## RECORDS SUPPLIED
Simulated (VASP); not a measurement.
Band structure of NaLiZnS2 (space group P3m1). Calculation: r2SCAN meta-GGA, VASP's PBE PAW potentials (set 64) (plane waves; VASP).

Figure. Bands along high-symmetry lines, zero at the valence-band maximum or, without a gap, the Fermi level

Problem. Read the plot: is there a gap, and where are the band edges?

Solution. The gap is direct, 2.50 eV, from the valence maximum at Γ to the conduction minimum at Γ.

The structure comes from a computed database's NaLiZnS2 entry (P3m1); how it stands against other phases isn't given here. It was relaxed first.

## REQUIREMENT
Once you have read the records, output each one exactly as written.

## TASK RESULT
Simulated (VASP); not a measurement.
Band structure of NaLiZnS2 (space group P3m1). Calculation: r2SCAN meta-GGA, VASP's PBE PAW potentials (set 64) (plane waves; VASP).

Figure. Bands along high-symmetry lines, zero at the valence-band maximum or, without a gap, the Fermi level

Problem. Read the plot: is there a gap, and where are the band edges?

Solution. The gap is direct, 2.50 eV, from the valence maximum at Γ to the conduction minimum at Γ.

The structure comes from a computed database's NaLiZnS2 entry (P3m1); how it stands against other phases isn't given here. It was relaxed first.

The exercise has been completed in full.